**TASK ITEM**:
Output each record exactly. Leave none out.

**EXTRACTED DATA**:
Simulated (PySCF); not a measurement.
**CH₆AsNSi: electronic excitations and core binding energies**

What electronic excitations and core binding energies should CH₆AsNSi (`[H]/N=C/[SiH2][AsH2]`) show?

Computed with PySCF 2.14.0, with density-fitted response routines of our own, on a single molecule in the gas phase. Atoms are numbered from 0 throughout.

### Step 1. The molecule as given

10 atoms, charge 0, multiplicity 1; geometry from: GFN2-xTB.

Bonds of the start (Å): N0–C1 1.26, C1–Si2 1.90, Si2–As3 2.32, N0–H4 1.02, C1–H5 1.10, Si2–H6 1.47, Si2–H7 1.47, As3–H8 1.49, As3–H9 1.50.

**TASK SOLUTION**:
Simulated (PySCF); not a measurement.
**CH₆AsNSi: electronic excitations and core binding energies**

What electronic excitations and core binding energies should CH₆AsNSi (`[H]/N=C/[SiH2][AsH2]`) show?

Computed with PySCF 2.14.0, with density-fitted response routines of our own, on a single molecule in the gas phase. Atoms are numbered from 0 throughout.

### Step 1. The molecule as given

10 atoms, charge 0, multiplicity 1; geometry from: GFN2-xTB.

Bonds of the start (Å): N0–C1 1.26, C1–Si2 1.90, Si2–As3 2.32, N0–H4 1.02, C1–H5 1.10, Si2–H6 1.47, Si2–H7 1.47, As3–H8 1.49, As3–H9 1.50.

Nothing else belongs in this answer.